------ DATA SECTION

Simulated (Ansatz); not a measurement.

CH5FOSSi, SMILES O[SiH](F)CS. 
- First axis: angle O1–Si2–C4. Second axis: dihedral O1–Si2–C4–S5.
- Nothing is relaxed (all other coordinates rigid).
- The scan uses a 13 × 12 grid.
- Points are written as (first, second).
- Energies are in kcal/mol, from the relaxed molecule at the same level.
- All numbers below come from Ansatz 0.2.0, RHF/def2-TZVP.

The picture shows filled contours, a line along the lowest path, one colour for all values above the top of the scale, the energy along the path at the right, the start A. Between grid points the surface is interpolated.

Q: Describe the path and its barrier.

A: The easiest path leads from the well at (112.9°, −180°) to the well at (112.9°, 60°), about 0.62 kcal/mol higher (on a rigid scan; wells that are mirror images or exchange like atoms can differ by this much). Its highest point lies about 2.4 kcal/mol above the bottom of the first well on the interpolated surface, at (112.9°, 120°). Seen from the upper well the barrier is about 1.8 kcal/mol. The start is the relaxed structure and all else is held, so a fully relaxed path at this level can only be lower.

------------

• **REQUIREMENT**:
Your answer should consist solely of the lines above from the line with "CH5FOSSi, SMILES O[SiH](F)CS." to the line with "Q: Describe the path and its barrier.", both included, reproduced exactly.

• **EXERCISE OUTPUT**:
CH5FOSSi, SMILES O[SiH](F)CS. 
- First axis: angle O1–Si2–C4. Second axis: dihedral O1–Si2–C4–S5.
- Nothing is relaxed (all other coordinates rigid).
- The scan uses a 13 × 12 grid.
- Points are written as (first, second).
- Energies are in kcal/mol, from the relaxed molecule at the same level.
- All numbers below come from Ansatz 0.2.0, RHF/def2-TZVP.

The picture shows filled contours, a line along the lowest path, one colour for all values above the top of the scale, the energy along the path at the right, the start A. Between grid points the surface is interpolated.

Q: Describe the path and its barrier.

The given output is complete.